'''

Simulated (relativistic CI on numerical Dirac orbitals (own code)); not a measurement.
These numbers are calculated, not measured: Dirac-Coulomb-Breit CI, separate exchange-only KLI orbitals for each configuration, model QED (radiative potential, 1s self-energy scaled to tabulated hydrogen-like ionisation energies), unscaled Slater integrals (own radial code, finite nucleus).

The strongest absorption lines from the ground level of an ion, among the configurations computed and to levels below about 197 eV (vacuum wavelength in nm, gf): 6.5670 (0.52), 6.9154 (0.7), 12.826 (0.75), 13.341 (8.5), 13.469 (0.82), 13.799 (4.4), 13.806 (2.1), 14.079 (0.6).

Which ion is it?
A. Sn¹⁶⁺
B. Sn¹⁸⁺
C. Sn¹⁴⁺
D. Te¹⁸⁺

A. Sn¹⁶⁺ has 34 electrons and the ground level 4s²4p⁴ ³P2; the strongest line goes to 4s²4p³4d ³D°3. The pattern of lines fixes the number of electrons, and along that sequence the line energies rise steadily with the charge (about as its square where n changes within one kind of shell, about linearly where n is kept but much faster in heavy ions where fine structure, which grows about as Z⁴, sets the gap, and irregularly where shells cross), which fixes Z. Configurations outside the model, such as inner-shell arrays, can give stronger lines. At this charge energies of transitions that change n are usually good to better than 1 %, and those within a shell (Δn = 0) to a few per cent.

'''

> Activity
Nothing but the lines from the first line of the listing above through the line holding "These numbers are" should be reproduced, and each must match exactly.

> Task solution
Simulated (relativistic CI on numerical Dirac orbitals (own code)); not a measurement.
These numbers are calculated, not measured: Dirac-Coulomb-Breit CI, separate exchange-only KLI orbitals for each configuration, model QED (radiative potential, 1s self-energy scaled to tabulated hydrogen-like ionisation energies), unscaled Slater integrals (own radial code, finite nucleus).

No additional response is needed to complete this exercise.